Supplied records
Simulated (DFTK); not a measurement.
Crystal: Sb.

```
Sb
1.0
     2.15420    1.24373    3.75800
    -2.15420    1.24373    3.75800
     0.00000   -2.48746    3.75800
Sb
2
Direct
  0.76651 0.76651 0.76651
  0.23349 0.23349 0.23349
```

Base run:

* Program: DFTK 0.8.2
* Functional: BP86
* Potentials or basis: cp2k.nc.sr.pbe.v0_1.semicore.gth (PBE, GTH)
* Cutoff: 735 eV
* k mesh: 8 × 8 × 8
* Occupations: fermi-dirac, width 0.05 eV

Work task
All the data is to be copied over exactly as it stands.

Reply
Simulated (DFTK); not a measurement.
Crystal: Sb.

```
Sb
1.0
     2.15420    1.24373    3.75800
    -2.15420    1.24373    3.75800
     0.00000   -2.48746    3.75800
Sb
2
Direct
  0.76651 0.76651 0.76651
  0.23349 0.23349 0.23349
```

Base run:

* Program: DFTK 0.8.2
* Functional: BP86
* Potentials or basis: cp2k.nc.sr.pbe.v0_1.semicore.gth (PBE, GTH)
* Cutoff: 735 eV
* k mesh: 8 × 8 × 8
* Occupations: fermi-dirac, width 0.05 eV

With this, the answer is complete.